Work item.
Repeat the lines of the data exactly, from the first one through the one that contains "Feed: 1 mol".

====

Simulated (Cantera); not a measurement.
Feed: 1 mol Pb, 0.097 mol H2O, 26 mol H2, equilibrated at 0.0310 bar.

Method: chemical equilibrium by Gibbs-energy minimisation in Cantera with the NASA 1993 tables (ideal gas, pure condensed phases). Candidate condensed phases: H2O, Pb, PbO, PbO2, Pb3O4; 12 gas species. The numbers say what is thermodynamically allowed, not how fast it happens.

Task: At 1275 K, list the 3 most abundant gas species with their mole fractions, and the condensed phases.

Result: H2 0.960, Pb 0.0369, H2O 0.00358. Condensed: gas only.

====

Exercise answer.
Simulated (Cantera); not a measurement.
Feed: 1 mol Pb, 0.097 mol H2O, 26 mol H2, equilibrated at 0.0310 bar.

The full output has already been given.